→ **Assigned task**
The records that follow are to be given again exactly.

→ **Record excerpts**
☆ ☆ ☆

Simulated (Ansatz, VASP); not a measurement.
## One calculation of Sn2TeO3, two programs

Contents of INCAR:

☆ ☆ ☆

→ **Task response**
Simulated (Ansatz, VASP); not a measurement.
## One calculation of Sn2TeO3, two programs

Contents of INCAR:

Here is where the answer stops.